**REQUIRED ACTION:** Word for word, restate every line of the material.

**GIVEN ENTRIES:**
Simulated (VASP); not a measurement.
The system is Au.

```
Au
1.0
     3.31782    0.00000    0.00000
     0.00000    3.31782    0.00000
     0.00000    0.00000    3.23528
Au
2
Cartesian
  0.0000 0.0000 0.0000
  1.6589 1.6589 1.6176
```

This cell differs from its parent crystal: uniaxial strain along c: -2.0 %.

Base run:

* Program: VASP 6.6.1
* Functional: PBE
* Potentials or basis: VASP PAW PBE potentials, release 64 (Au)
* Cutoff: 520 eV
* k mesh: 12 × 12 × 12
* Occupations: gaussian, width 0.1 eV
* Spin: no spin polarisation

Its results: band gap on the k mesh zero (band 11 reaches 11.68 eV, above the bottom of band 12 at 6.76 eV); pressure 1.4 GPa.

**TASK ANSWER:**
Simulated (VASP); not a measurement.
The system is Au.

```
Au
1.0
     3.31782    0.00000    0.00000
     0.00000    3.31782    0.00000
     0.00000    0.00000    3.23528
Au
2
Cartesian
  0.0000 0.0000 0.0000
  1.6589 1.6589 1.6176
```

This cell differs from its parent crystal: uniaxial strain along c: -2.0 %.

Base run:

* Program: VASP 6.6.1
* Functional: PBE
* Potentials or basis: VASP PAW PBE potentials, release 64 (Au)
* Cutoff: 520 eV
* k mesh: 12 × 12 × 12
* Occupations: gaussian, width 0.1 eV
* Spin: no spin polarisation

Its results: band gap on the k mesh zero (band 11 reaches 11.68 eV, above the bottom of band 12 at 6.76 eV); pressure 1.4 GPa.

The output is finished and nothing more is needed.